#### Information provided:
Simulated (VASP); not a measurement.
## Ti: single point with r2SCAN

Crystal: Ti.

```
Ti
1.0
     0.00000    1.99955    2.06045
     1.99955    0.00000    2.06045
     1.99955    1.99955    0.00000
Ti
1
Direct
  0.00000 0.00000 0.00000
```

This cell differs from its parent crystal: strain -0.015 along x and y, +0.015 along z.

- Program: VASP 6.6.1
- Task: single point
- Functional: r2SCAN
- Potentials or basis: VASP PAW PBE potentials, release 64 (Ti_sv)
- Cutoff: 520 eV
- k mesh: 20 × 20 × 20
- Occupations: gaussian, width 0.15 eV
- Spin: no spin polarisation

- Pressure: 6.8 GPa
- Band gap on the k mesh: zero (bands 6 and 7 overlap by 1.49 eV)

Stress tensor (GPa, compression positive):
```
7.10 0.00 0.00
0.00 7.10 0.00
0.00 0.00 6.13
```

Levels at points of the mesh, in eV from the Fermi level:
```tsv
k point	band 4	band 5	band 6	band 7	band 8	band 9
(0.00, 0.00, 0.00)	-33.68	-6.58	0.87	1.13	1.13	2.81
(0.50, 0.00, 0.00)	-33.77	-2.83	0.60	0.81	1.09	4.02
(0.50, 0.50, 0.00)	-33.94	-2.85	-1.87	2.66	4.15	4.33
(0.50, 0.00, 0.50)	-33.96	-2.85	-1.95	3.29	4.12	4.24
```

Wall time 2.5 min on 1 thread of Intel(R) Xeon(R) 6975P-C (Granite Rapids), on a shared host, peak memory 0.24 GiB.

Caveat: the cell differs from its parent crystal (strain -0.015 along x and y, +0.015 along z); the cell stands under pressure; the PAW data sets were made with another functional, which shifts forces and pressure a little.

#### Work item:
Beginning with the first line of the listing above, please write out every line exactly until you reach the line that contains "- Program: VASP 6.6.1", and include that one too.

#### Answer section:
Simulated (VASP); not a measurement.
## Ti: single point with r2SCAN

Crystal: Ti.

```
Ti
1.0
     0.00000    1.99955    2.06045
     1.99955    0.00000    2.06045
     1.99955    1.99955    0.00000
Ti
1
Direct
  0.00000 0.00000 0.00000
```

This cell differs from its parent crystal: strain -0.015 along x and y, +0.015 along z.

- Program: VASP 6.6.1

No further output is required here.